» TASK ITEM
Please give back, word for word, only the lines starting at the one containing "Chemical potentials μ" and ending at the one containing "Problem. Estimate the" within the material below.

» LISTED ENTRIES
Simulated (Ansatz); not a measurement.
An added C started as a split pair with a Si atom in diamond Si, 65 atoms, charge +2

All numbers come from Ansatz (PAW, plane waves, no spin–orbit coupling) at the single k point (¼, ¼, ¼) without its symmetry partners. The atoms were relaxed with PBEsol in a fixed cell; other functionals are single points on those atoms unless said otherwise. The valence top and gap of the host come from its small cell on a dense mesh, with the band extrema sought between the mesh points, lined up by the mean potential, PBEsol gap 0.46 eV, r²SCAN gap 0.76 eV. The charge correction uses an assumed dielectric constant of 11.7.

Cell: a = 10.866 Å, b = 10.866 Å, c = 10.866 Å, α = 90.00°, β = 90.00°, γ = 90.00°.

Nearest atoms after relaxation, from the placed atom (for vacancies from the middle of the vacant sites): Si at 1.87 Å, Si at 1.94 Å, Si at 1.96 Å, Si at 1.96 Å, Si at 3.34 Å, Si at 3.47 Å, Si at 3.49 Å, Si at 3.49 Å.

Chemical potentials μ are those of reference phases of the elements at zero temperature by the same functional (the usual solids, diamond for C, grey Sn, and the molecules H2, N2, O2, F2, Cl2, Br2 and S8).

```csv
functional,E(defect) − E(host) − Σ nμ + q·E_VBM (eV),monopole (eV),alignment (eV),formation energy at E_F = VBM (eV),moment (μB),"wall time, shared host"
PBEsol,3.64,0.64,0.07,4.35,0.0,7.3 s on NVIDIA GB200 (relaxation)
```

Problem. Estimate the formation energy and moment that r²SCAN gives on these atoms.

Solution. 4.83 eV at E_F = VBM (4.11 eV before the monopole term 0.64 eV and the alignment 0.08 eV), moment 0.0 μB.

» EXERCISE ANSWER
Chemical potentials μ are those of reference phases of the elements at zero temperature by the same functional (the usual solids, diamond for C, grey Sn, and the molecules H2, N2, O2, F2, Cl2, Br2 and S8).

```csv
functional,E(defect) − E(host) − Σ nμ + q·E_VBM (eV),monopole (eV),alignment (eV),formation energy at E_F = VBM (eV),moment (μB),"wall time, shared host"
PBEsol,3.64,0.64,0.07,4.35,0.0,7.3 s on NVIDIA GB200 (relaxation)
```

Problem. Estimate the formation energy and moment that r²SCAN gives on these atoms.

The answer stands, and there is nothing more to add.